== Segment start ==

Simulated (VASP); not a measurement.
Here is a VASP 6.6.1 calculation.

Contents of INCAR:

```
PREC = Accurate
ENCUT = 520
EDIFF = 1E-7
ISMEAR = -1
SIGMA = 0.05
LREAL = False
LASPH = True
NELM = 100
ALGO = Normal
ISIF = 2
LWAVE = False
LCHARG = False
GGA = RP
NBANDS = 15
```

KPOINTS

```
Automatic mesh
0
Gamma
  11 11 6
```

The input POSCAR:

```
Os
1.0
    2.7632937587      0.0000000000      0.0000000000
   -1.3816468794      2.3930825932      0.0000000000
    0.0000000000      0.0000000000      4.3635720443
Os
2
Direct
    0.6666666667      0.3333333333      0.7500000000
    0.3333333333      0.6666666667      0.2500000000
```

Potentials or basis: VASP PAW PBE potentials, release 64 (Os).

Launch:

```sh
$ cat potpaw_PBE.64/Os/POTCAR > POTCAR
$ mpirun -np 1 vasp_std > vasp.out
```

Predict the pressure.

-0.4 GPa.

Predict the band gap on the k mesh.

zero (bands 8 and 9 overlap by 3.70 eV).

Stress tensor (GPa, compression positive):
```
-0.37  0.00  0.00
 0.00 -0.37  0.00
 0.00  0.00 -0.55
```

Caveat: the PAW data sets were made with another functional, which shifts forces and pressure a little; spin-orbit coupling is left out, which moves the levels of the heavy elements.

== Segment end ==

WORK TASK → Please transcribe every entry above exactly as it appears.

EXPECTED ANSWER →
Simulated (VASP); not a measurement.
Here is a VASP 6.6.1 calculation.

Contents of INCAR:

```
PREC = Accurate
ENCUT = 520
EDIFF = 1E-7
ISMEAR = -1
SIGMA = 0.05
LREAL = False
LASPH = True
NELM = 100
ALGO = Normal
ISIF = 2
LWAVE = False
LCHARG = False
GGA = RP
NBANDS = 15
```

KPOINTS

```
Automatic mesh
0
Gamma
  11 11 6
```

The input POSCAR:

```
Os
1.0
    2.7632937587      0.0000000000      0.0000000000
   -1.3816468794      2.3930825932      0.0000000000
    0.0000000000      0.0000000000      4.3635720443
Os
2
Direct
    0.6666666667      0.3333333333      0.7500000000
    0.3333333333      0.6666666667      0.2500000000
```

Potentials or basis: VASP PAW PBE potentials, release 64 (Os).

Launch:

```sh
$ cat potpaw_PBE.64/Os/POTCAR > POTCAR
$ mpirun -np 1 vasp_std > vasp.out
```

Predict the pressure.

-0.4 GPa.

Predict the band gap on the k mesh.

zero (bands 8 and 9 overlap by 3.70 eV).

Stress tensor (GPa, compression positive):
```
-0.37  0.00  0.00
 0.00 -0.37  0.00
 0.00  0.00 -0.55
```

Caveat: the PAW data sets were made with another functional, which shifts forces and pressure a little; spin-orbit coupling is left out, which moves the levels of the heavy elements.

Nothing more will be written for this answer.